**Assignment**
The response must match the data below exactly, line for line.

= Beginning of Section =
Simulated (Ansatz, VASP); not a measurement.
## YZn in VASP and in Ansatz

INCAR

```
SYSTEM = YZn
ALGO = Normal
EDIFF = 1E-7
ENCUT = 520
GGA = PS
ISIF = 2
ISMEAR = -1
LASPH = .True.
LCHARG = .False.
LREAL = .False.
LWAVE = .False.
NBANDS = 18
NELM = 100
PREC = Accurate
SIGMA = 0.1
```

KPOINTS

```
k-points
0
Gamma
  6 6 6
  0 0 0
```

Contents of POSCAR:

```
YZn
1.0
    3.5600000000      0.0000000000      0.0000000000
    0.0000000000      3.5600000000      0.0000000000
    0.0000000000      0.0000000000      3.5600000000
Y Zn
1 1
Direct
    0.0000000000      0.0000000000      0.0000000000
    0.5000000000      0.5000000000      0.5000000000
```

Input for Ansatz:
= End of Section =

**Exercise output**
Simulated (Ansatz, VASP); not a measurement.
## YZn in VASP and in Ansatz

INCAR

```
SYSTEM = YZn
ALGO = Normal
EDIFF = 1E-7
ENCUT = 520
GGA = PS
ISIF = 2
ISMEAR = -1
LASPH = .True.
LCHARG = .False.
LREAL = .False.
LWAVE = .False.
NBANDS = 18
NELM = 100
PREC = Accurate
SIGMA = 0.1
```

KPOINTS

```
k-points
0
Gamma
  6 6 6
  0 0 0
```

Contents of POSCAR:

```
YZn
1.0
    3.5600000000      0.0000000000      0.0000000000
    0.0000000000      3.5600000000      0.0000000000
    0.0000000000      0.0000000000      3.5600000000
Y Zn
1 1
Direct
    0.0000000000      0.0000000000      0.0000000000
    0.5000000000      0.5000000000      0.5000000000
```

Input for Ansatz:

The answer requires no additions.